» DATA RECORDS:

================

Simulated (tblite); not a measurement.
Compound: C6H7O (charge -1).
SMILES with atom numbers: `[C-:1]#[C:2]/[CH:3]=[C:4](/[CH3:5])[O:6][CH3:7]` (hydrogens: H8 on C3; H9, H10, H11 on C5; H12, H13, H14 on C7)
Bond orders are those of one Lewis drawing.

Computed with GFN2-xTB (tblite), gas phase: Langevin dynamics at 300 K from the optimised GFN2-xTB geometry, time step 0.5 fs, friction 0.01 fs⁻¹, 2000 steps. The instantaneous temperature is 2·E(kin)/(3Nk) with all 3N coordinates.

================

» REQUIRED ACTION: Print the first line of the records above and each line after it, exactly, through the line with "Bond orders are those of one Lewis drawing.".

» WRITTEN SOLUTION:
Simulated (tblite); not a measurement.
Compound: C6H7O (charge -1).
SMILES with atom numbers: `[C-:1]#[C:2]/[CH:3]=[C:4](/[CH3:5])[O:6][CH3:7]` (hydrogens: H8 on C3; H9, H10, H11 on C5; H12, H13, H14 on C7)
Bond orders are those of one Lewis drawing.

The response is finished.